### WORK REQUEST
Start the output with the opening line of the listing below and continue, reproducing each line exactly, up to and including the line that contains "Run time: 8.3".

### GIVEN RECORDS
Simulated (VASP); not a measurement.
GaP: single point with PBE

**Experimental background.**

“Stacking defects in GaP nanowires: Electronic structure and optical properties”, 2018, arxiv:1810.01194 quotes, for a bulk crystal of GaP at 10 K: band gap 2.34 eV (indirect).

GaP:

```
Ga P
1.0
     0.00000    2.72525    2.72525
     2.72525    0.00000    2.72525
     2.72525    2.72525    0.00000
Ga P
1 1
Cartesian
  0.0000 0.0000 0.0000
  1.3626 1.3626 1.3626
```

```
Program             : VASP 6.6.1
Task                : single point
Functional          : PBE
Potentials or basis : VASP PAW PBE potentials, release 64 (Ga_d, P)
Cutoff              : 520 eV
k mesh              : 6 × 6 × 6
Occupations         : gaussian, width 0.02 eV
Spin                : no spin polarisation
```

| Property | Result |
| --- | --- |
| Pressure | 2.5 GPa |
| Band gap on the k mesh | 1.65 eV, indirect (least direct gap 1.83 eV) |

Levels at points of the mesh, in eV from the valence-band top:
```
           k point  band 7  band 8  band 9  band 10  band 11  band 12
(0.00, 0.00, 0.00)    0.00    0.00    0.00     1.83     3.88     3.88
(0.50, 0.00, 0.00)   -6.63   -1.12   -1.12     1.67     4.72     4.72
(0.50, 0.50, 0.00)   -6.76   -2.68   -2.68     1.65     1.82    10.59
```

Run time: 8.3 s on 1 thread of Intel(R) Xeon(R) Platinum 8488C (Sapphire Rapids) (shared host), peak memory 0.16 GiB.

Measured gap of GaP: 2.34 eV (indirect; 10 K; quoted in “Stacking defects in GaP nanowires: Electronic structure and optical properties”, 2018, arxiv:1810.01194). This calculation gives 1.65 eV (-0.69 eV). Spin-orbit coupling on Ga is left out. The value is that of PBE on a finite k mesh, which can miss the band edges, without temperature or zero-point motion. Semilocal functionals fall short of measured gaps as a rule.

### WRITTEN ANSWER
Simulated (VASP); not a measurement.
GaP: single point with PBE

**Experimental background.**

“Stacking defects in GaP nanowires: Electronic structure and optical properties”, 2018, arxiv:1810.01194 quotes, for a bulk crystal of GaP at 10 K: band gap 2.34 eV (indirect).

GaP:

```
Ga P
1.0
     0.00000    2.72525    2.72525
     2.72525    0.00000    2.72525
     2.72525    2.72525    0.00000
Ga P
1 1
Cartesian
  0.0000 0.0000 0.0000
  1.3626 1.3626 1.3626
```

```
Program             : VASP 6.6.1
Task                : single point
Functional          : PBE
Potentials or basis : VASP PAW PBE potentials, release 64 (Ga_d, P)
Cutoff              : 520 eV
k mesh              : 6 × 6 × 6
Occupations         : gaussian, width 0.02 eV
Spin                : no spin polarisation
```

| Property | Result |
| --- | --- |
| Pressure | 2.5 GPa |
| Band gap on the k mesh | 1.65 eV, indirect (least direct gap 1.83 eV) |

Levels at points of the mesh, in eV from the valence-band top:
```
           k point  band 7  band 8  band 9  band 10  band 11  band 12
(0.00, 0.00, 0.00)    0.00    0.00    0.00     1.83     3.88     3.88
(0.50, 0.00, 0.00)   -6.63   -1.12   -1.12     1.67     4.72     4.72
(0.50, 0.50, 0.00)   -6.76   -2.68   -2.68     1.65     1.82    10.59
```

Run time: 8.3 s on 1 thread of Intel(R) Xeon(R) Platinum 8488C (Sapphire Rapids) (shared host), peak memory 0.16 GiB.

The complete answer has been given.